┄┄┄┄┄┄┄┄┄┄┄┄┄┄┄┄┄┄┄┄
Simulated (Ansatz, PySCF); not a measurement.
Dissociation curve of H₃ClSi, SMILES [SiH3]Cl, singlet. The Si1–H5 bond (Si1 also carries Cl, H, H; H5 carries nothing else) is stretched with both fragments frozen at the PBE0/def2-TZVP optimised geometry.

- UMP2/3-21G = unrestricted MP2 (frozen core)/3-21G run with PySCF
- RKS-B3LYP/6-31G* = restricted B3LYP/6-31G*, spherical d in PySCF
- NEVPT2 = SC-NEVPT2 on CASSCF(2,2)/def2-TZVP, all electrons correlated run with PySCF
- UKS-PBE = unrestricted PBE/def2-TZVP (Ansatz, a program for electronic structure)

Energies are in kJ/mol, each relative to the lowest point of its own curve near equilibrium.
┄┄┄┄┄┄┄┄┄┄┄┄┄┄┄┄┄┄┄┄

**Exercise**
All of the data should be retyped exactly.

**Task solution**
Simulated (Ansatz, PySCF); not a measurement.
Dissociation curve of H₃ClSi, SMILES [SiH3]Cl, singlet. The Si1–H5 bond (Si1 also carries Cl, H, H; H5 carries nothing else) is stretched with both fragments frozen at the PBE0/def2-TZVP optimised geometry.

- UMP2/3-21G = unrestricted MP2 (frozen core)/3-21G run with PySCF
- RKS-B3LYP/6-31G* = restricted B3LYP/6-31G*, spherical d in PySCF
- NEVPT2 = SC-NEVPT2 on CASSCF(2,2)/def2-TZVP, all electrons correlated run with PySCF
- UKS-PBE = unrestricted PBE/def2-TZVP (Ansatz, a program for electronic structure)

Energies are in kJ/mol, each relative to the lowest point of its own curve near equilibrium.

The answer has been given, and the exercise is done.